------ Material shown
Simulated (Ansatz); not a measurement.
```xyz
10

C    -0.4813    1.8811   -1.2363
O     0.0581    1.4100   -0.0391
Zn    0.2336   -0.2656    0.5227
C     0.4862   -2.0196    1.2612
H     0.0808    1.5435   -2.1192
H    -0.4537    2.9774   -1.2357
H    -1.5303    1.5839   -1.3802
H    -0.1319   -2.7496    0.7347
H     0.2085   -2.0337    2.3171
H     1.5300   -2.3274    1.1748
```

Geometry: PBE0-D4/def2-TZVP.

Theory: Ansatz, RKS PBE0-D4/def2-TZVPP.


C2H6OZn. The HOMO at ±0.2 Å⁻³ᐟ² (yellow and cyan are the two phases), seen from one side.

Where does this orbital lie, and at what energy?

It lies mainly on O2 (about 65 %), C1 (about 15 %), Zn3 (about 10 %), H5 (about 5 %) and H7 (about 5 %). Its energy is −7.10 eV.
------------

• Work task: Each record above should be repeated exactly.

• Exercise result:
Simulated (Ansatz); not a measurement.
```xyz
10

C    -0.4813    1.8811   -1.2363
O     0.0581    1.4100   -0.0391
Zn    0.2336   -0.2656    0.5227
C     0.4862   -2.0196    1.2612
H     0.0808    1.5435   -2.1192
H    -0.4537    2.9774   -1.2357
H    -1.5303    1.5839   -1.3802
H    -0.1319   -2.7496    0.7347
H     0.2085   -2.0337    2.3171
H     1.5300   -2.3274    1.1748
```

Geometry: PBE0-D4/def2-TZVP.

Theory: Ansatz, RKS PBE0-D4/def2-TZVPP.


C2H6OZn. The HOMO at ±0.2 Å⁻³ᐟ² (yellow and cyan are the two phases), seen from one side.

Where does this orbital lie, and at what energy?

It lies mainly on O2 (about 65 %), C1 (about 15 %), Zn3 (about 10 %), H5 (about 5 %) and H7 (about 5 %). Its energy is −7.10 eV.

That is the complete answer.